Start of Block

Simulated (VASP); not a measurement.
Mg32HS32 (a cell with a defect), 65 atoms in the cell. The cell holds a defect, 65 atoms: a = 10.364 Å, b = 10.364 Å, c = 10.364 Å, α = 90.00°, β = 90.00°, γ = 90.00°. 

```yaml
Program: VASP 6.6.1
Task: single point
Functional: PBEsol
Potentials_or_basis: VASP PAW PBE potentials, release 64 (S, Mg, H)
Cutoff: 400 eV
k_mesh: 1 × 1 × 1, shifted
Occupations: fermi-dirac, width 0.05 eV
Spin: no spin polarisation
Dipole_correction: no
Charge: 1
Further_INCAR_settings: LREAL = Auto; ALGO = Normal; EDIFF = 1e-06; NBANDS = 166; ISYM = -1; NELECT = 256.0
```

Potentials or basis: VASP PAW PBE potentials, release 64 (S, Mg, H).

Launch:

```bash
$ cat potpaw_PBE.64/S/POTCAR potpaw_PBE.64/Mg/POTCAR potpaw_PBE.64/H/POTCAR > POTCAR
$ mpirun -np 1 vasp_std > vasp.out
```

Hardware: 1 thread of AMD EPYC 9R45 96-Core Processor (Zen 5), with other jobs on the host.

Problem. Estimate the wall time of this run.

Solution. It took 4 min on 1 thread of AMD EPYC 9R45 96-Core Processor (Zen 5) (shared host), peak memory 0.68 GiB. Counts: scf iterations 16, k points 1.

End of Block

__WORK ITEM__:
Every line from the start of the material above through the line that contains "Problem. Estimate the wall time of this run." must be written out exactly, with both ends included.

__WORKED SOLUTION__:
Simulated (VASP); not a measurement.
Mg32HS32 (a cell with a defect), 65 atoms in the cell. The cell holds a defect, 65 atoms: a = 10.364 Å, b = 10.364 Å, c = 10.364 Å, α = 90.00°, β = 90.00°, γ = 90.00°. 

```yaml
Program: VASP 6.6.1
Task: single point
Functional: PBEsol
Potentials_or_basis: VASP PAW PBE potentials, release 64 (S, Mg, H)
Cutoff: 400 eV
k_mesh: 1 × 1 × 1, shifted
Occupations: fermi-dirac, width 0.05 eV
Spin: no spin polarisation
Dipole_correction: no
Charge: 1
Further_INCAR_settings: LREAL = Auto; ALGO = Normal; EDIFF = 1e-06; NBANDS = 166; ISYM = -1; NELECT = 256.0
```

Potentials or basis: VASP PAW PBE potentials, release 64 (S, Mg, H).

Launch:

```bash
$ cat potpaw_PBE.64/S/POTCAR potpaw_PBE.64/Mg/POTCAR potpaw_PBE.64/H/POTCAR > POTCAR
$ mpirun -np 1 vasp_std > vasp.out
```

Hardware: 1 thread of AMD EPYC 9R45 96-Core Processor (Zen 5), with other jobs on the host.

Problem. Estimate the wall time of this run.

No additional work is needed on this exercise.